§ Requirement
For the records that follow, please set down exactly the lines between the one holding "The columns after" and the one holding "Spin-orbit coupling is", inclusive, and only those.

--- Data excerpts Enclosed Below ---

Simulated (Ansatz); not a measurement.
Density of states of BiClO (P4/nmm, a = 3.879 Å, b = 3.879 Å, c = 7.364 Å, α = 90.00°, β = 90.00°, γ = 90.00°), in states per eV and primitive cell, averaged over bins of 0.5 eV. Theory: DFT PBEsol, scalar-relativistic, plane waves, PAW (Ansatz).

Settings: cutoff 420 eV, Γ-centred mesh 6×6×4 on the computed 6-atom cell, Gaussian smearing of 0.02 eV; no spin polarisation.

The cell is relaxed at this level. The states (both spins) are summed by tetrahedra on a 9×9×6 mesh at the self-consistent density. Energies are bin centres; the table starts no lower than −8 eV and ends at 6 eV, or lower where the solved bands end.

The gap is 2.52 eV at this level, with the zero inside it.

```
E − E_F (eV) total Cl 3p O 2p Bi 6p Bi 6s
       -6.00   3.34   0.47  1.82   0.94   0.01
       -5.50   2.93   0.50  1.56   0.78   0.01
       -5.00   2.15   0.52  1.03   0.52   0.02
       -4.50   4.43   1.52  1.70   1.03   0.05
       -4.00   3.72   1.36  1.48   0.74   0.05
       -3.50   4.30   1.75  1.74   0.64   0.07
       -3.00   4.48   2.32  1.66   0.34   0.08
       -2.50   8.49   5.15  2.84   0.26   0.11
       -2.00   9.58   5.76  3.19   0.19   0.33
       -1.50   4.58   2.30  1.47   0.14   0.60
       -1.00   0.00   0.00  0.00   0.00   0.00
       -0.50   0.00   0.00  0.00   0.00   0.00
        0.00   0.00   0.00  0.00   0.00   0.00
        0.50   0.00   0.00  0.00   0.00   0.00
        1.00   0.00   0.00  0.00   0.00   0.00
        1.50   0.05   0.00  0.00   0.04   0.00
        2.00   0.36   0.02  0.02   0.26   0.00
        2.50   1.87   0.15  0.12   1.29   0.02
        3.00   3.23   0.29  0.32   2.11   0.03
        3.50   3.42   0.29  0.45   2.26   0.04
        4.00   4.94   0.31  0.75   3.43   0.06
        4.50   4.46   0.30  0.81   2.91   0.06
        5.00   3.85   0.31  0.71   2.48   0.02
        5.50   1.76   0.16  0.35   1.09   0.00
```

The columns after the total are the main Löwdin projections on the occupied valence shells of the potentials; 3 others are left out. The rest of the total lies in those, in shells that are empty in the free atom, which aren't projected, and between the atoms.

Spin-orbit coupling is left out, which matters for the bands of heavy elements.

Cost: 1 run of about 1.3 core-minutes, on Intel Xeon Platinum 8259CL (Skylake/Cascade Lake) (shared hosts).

--- End of Enclosed Data excerpts ---

§ Exercise result
The columns after the total are the main Löwdin projections on the occupied valence shells of the potentials; 3 others are left out. The rest of the total lies in those, in shells that are empty in the free atom, which aren't projected, and between the atoms.

Spin-orbit coupling is left out, which matters for the bands of heavy elements.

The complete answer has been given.